■ **ENTRIES SHOWN**
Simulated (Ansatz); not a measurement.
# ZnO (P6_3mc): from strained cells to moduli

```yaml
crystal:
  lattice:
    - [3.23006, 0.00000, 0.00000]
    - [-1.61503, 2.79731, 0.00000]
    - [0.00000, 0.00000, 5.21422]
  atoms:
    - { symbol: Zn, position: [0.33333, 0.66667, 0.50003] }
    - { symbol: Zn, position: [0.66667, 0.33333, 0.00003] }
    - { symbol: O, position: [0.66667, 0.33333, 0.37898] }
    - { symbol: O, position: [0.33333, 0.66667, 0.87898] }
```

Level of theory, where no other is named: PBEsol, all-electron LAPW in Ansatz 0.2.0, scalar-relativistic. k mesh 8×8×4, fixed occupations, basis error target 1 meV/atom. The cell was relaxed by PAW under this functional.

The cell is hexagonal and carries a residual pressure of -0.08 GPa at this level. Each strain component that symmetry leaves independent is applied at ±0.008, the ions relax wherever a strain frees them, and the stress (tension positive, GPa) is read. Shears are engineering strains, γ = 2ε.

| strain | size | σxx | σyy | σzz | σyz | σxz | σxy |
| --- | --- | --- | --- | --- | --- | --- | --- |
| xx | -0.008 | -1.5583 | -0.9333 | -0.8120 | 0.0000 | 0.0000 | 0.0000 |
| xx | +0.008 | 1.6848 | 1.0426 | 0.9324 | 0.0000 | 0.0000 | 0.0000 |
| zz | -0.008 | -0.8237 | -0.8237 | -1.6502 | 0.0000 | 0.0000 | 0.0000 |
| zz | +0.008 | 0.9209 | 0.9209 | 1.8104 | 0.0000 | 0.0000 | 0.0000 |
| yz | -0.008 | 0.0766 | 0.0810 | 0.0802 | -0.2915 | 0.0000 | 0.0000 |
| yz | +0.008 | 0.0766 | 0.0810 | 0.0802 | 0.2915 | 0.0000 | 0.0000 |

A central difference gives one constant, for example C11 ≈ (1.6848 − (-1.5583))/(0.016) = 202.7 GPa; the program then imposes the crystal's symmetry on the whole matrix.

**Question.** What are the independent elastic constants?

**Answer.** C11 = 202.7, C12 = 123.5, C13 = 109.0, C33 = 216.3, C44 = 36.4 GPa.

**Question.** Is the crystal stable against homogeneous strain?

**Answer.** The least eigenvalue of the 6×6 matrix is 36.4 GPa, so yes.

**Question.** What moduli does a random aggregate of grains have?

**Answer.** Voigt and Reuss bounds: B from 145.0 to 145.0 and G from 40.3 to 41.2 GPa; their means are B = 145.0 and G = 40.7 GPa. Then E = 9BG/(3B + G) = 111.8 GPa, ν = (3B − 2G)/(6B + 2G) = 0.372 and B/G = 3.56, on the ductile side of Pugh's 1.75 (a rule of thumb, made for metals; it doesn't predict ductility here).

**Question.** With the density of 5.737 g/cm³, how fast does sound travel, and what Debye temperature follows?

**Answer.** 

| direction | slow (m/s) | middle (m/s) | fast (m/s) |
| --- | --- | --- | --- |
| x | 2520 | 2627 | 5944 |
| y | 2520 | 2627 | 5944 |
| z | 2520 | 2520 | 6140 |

■ **EXERCISE**
Both the line containing "0.0802 | 0.2915 | 0.0000 | 0.0000 |" and the line containing "GPa, so yes." belong in the answer. Print them and every line above that falls between them exactly, and no others.

■ **ANSWER SECTION**
| yz | +0.008 | 0.0766 | 0.0810 | 0.0802 | 0.2915 | 0.0000 | 0.0000 |

A central difference gives one constant, for example C11 ≈ (1.6848 − (-1.5583))/(0.016) = 202.7 GPa; the program then imposes the crystal's symmetry on the whole matrix.

**Question.** What are the independent elastic constants?

**Answer.** C11 = 202.7, C12 = 123.5, C13 = 109.0, C33 = 216.3, C44 = 36.4 GPa.

**Question.** Is the crystal stable against homogeneous strain?

**Answer.** The least eigenvalue of the 6×6 matrix is 36.4 GPa, so yes.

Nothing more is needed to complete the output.